Starting at the first line below, copy through to the last line exactly.

Start of RECORDS SHOWN

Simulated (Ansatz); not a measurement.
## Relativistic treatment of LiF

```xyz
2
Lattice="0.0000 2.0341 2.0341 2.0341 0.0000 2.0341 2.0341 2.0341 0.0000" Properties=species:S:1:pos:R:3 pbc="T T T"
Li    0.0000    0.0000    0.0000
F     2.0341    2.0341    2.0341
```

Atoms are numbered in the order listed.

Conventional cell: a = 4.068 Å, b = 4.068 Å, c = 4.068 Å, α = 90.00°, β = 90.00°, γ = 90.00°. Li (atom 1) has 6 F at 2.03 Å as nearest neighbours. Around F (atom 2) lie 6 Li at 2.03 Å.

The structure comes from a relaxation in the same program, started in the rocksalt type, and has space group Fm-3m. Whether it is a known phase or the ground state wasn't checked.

End of RECORDS SHOWN

• **SOLUTION**
Simulated (Ansatz); not a measurement.
## Relativistic treatment of LiF

```xyz
2
Lattice="0.0000 2.0341 2.0341 2.0341 0.0000 2.0341 2.0341 2.0341 0.0000" Properties=species:S:1:pos:R:3 pbc="T T T"
Li    0.0000    0.0000    0.0000
F     2.0341    2.0341    2.0341
```

Atoms are numbered in the order listed.

Conventional cell: a = 4.068 Å, b = 4.068 Å, c = 4.068 Å, α = 90.00°, β = 90.00°, γ = 90.00°. Li (atom 1) has 6 F at 2.03 Å as nearest neighbours. Around F (atom 2) lie 6 Li at 2.03 Å.

The structure comes from a relaxation in the same program, started in the rocksalt type, and has space group Fm-3m. Whether it is a known phase or the ground state wasn't checked.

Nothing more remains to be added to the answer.